============

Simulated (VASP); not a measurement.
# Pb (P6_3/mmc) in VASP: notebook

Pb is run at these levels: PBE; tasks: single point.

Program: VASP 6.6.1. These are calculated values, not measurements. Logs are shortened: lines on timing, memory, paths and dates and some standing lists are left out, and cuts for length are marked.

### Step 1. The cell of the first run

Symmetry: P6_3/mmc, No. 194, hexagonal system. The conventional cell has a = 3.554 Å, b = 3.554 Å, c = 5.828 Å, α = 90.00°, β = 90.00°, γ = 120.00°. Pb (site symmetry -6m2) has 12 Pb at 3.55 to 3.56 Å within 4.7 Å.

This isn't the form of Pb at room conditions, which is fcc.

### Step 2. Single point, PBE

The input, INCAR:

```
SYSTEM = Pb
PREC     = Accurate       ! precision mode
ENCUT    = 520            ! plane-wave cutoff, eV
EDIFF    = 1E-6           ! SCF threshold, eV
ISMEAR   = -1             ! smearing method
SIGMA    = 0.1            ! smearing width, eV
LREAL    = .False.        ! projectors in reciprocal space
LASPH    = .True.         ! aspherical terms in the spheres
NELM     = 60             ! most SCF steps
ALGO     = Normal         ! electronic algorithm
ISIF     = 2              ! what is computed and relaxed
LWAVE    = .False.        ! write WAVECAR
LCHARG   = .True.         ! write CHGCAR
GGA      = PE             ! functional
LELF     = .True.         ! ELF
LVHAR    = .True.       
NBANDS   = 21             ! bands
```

============

Could you restate word for word the lines above, from the one that contains "### Step 1. The cell of the first run" through the one that contains "### Step 2. Single point, PBE", and no others?

### Step 1. The cell of the first run

Symmetry: P6_3/mmc, No. 194, hexagonal system. The conventional cell has a = 3.554 Å, b = 3.554 Å, c = 5.828 Å, α = 90.00°, β = 90.00°, γ = 120.00°. Pb (site symmetry -6m2) has 12 Pb at 3.55 to 3.56 Å within 4.7 Å.

This isn't the form of Pb at room conditions, which is fcc.

### Step 2. Single point, PBE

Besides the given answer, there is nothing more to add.